··· Provided data ···

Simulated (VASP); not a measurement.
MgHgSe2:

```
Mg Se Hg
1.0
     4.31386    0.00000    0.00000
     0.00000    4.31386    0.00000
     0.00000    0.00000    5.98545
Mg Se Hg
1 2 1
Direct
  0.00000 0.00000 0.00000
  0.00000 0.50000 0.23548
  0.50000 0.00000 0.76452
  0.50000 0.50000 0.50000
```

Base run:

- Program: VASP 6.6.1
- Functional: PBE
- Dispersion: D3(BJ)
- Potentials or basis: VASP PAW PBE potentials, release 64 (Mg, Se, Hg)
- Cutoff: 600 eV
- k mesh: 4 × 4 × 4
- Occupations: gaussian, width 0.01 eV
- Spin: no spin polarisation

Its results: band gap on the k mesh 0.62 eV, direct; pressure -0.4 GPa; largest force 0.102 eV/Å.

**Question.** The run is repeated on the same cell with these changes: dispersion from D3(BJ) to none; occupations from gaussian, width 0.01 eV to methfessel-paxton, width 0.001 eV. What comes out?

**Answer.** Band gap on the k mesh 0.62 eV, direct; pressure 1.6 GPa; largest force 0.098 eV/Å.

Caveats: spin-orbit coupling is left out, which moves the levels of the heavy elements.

···

Work instruction:
Find "Its results: band" in the entries above and copy that whole line exactly, then each line after it through the line that contains "What comes out?".

Task response:
Its results: band gap on the k mesh 0.62 eV, direct; pressure -0.4 GPa; largest force 0.102 eV/Å.

**Question.** The run is repeated on the same cell with these changes: dispersion from D3(BJ) to none; occupations from gaussian, width 0.01 eV to methfessel-paxton, width 0.001 eV. What comes out?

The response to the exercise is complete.